#### Brief
Exactly the lines from the opening of the records through the line containing "Answer: (a) 32.8; (b) 5.2." should be copied, with both included.

#### Dataset excerpts
========================

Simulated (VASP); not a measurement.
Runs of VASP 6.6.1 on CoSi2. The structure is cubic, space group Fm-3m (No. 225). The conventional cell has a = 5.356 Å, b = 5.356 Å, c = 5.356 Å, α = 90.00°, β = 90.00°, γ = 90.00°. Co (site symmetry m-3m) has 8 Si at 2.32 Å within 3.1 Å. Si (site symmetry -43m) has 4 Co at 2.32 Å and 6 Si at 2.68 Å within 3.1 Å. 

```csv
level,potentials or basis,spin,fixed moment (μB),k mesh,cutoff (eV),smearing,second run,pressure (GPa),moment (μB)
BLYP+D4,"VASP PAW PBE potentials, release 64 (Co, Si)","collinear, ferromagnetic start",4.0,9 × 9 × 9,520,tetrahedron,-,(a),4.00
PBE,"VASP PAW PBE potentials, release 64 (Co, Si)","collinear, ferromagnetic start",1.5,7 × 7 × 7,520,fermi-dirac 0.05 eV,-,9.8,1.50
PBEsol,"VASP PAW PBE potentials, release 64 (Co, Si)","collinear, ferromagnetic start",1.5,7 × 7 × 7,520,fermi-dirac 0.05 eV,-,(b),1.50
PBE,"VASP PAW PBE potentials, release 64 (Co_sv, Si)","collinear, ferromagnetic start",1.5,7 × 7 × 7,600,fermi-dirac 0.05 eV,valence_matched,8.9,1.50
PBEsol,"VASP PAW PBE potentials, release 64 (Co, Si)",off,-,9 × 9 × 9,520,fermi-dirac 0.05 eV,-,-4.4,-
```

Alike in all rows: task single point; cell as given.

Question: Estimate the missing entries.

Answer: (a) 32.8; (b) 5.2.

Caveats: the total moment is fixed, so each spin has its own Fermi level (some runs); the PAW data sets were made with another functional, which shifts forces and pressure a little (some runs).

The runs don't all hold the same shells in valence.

========================

#### Task result
Simulated (VASP); not a measurement.
Runs of VASP 6.6.1 on CoSi2. The structure is cubic, space group Fm-3m (No. 225). The conventional cell has a = 5.356 Å, b = 5.356 Å, c = 5.356 Å, α = 90.00°, β = 90.00°, γ = 90.00°. Co (site symmetry m-3m) has 8 Si at 2.32 Å within 3.1 Å. Si (site symmetry -43m) has 4 Co at 2.32 Å and 6 Si at 2.68 Å within 3.1 Å. 

```csv
level,potentials or basis,spin,fixed moment (μB),k mesh,cutoff (eV),smearing,second run,pressure (GPa),moment (μB)
BLYP+D4,"VASP PAW PBE potentials, release 64 (Co, Si)","collinear, ferromagnetic start",4.0,9 × 9 × 9,520,tetrahedron,-,(a),4.00
PBE,"VASP PAW PBE potentials, release 64 (Co, Si)","collinear, ferromagnetic start",1.5,7 × 7 × 7,520,fermi-dirac 0.05 eV,-,9.8,1.50
PBEsol,"VASP PAW PBE potentials, release 64 (Co, Si)","collinear, ferromagnetic start",1.5,7 × 7 × 7,520,fermi-dirac 0.05 eV,-,(b),1.50
PBE,"VASP PAW PBE potentials, release 64 (Co_sv, Si)","collinear, ferromagnetic start",1.5,7 × 7 × 7,600,fermi-dirac 0.05 eV,valence_matched,8.9,1.50
PBEsol,"VASP PAW PBE potentials, release 64 (Co, Si)",off,-,9 × 9 × 9,520,fermi-dirac 0.05 eV,-,-4.4,-
```

Alike in all rows: task single point; cell as given.

Question: Estimate the missing entries.

Answer: (a) 32.8; (b) 5.2.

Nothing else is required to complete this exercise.